** Opening Data block **
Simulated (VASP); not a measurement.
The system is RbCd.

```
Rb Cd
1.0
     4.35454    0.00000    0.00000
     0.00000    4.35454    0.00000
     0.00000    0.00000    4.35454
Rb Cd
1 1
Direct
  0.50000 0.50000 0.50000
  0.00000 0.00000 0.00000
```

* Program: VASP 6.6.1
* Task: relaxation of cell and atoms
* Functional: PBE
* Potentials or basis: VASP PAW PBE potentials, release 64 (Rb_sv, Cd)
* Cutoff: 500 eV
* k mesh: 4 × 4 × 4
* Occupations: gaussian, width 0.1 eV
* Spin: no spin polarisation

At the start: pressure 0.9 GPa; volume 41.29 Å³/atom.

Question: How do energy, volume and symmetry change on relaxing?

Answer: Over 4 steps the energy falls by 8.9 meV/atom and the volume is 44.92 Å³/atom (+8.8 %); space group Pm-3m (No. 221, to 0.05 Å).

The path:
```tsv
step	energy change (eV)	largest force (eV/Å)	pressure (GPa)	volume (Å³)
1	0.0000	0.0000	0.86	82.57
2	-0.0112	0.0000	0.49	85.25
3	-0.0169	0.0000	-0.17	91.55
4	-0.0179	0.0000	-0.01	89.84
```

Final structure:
** Closing Data block **

_Action item_: Repeat back all of the material, character for character.

_Exercise output_:
Simulated (VASP); not a measurement.
The system is RbCd.

```
Rb Cd
1.0
     4.35454    0.00000    0.00000
     0.00000    4.35454    0.00000
     0.00000    0.00000    4.35454
Rb Cd
1 1
Direct
  0.50000 0.50000 0.50000
  0.00000 0.00000 0.00000
```

* Program: VASP 6.6.1
* Task: relaxation of cell and atoms
* Functional: PBE
* Potentials or basis: VASP PAW PBE potentials, release 64 (Rb_sv, Cd)
* Cutoff: 500 eV
* k mesh: 4 × 4 × 4
* Occupations: gaussian, width 0.1 eV
* Spin: no spin polarisation

At the start: pressure 0.9 GPa; volume 41.29 Å³/atom.

Question: How do energy, volume and symmetry change on relaxing?

Answer: Over 4 steps the energy falls by 8.9 meV/atom and the volume is 44.92 Å³/atom (+8.8 %); space group Pm-3m (No. 221, to 0.05 Å).

The path:
```tsv
step	energy change (eV)	largest force (eV/Å)	pressure (GPa)	volume (Å³)
1	0.0000	0.0000	0.86	82.57
2	-0.0112	0.0000	0.49	85.25
3	-0.0169	0.0000	-0.17	91.55
4	-0.0179	0.0000	-0.01	89.84
```

Final structure:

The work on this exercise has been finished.